WORK TASK
Only those lines in the data below from the line containing "The cell comes" through the line containing "Worked out: A", both included, should be restated word for word.

DATA TO EXAMINE
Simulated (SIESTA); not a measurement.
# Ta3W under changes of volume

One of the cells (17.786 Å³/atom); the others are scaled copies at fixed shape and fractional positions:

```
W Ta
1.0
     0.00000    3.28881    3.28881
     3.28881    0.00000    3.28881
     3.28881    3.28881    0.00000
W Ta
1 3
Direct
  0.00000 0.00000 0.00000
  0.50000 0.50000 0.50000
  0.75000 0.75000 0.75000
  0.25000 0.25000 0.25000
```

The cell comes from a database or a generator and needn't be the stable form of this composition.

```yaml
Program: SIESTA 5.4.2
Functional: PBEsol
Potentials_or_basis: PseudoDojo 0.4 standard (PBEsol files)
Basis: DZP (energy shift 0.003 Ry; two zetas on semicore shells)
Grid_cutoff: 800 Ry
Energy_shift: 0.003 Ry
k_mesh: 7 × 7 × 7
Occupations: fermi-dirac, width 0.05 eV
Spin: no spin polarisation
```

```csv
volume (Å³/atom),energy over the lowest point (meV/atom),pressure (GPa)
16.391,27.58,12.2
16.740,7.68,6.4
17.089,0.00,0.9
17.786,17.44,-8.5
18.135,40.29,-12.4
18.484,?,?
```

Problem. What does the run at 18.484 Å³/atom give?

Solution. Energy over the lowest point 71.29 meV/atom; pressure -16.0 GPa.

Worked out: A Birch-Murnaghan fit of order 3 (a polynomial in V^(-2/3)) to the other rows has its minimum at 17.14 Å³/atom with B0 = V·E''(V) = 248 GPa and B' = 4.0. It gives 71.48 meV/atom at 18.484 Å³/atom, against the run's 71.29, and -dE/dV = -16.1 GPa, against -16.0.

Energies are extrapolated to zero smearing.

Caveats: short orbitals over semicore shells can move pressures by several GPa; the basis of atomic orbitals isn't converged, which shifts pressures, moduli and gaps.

EXPECTED ANSWER
The cell comes from a database or a generator and needn't be the stable form of this composition.

```yaml
Program: SIESTA 5.4.2
Functional: PBEsol
Potentials_or_basis: PseudoDojo 0.4 standard (PBEsol files)
Basis: DZP (energy shift 0.003 Ry; two zetas on semicore shells)
Grid_cutoff: 800 Ry
Energy_shift: 0.003 Ry
k_mesh: 7 × 7 × 7
Occupations: fermi-dirac, width 0.05 eV
Spin: no spin polarisation
```

```csv
volume (Å³/atom),energy over the lowest point (meV/atom),pressure (GPa)
16.391,27.58,12.2
16.740,7.68,6.4
17.089,0.00,0.9
17.786,17.44,-8.5
18.135,40.29,-12.4
18.484,?,?
```

Problem. What does the run at 18.484 Å³/atom give?

Solution. Energy over the lowest point 71.29 meV/atom; pressure -16.0 GPa.

Worked out: A Birch-Murnaghan fit of order 3 (a polynomial in V^(-2/3)) to the other rows has its minimum at 17.14 Å³/atom with B0 = V·E''(V) = 248 GPa and B' = 4.0. It gives 71.48 meV/atom at 18.484 Å³/atom, against the run's 71.29, and -dE/dV = -16.1 GPa, against -16.0.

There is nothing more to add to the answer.